Work order.
Write out each entry, exactly the way it appears.

#####

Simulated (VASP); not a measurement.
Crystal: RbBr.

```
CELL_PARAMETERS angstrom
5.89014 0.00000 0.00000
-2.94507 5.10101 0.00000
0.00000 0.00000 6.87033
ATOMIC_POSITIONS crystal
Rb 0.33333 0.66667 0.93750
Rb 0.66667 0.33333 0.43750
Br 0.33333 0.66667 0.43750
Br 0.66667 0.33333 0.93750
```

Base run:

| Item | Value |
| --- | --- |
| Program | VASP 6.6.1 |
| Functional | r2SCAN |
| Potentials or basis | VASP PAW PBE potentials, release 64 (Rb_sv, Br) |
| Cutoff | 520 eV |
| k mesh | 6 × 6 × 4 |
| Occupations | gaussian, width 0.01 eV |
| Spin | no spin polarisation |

#####

Problem solution.
Simulated (VASP); not a measurement.
Crystal: RbBr.

```
CELL_PARAMETERS angstrom
5.89014 0.00000 0.00000
-2.94507 5.10101 0.00000
0.00000 0.00000 6.87033
ATOMIC_POSITIONS crystal
Rb 0.33333 0.66667 0.93750
Rb 0.66667 0.33333 0.43750
Br 0.33333 0.66667 0.43750
Br 0.66667 0.33333 0.93750
```

Base run:

| Item | Value |
| --- | --- |
| Program | VASP 6.6.1 |
| Functional | r2SCAN |
| Potentials or basis | VASP PAW PBE potentials, release 64 (Rb_sv, Br) |
| Cutoff | 520 eV |
| k mesh | 6 × 6 × 4 |
| Occupations | gaussian, width 0.01 eV |
| Spin | no spin polarisation |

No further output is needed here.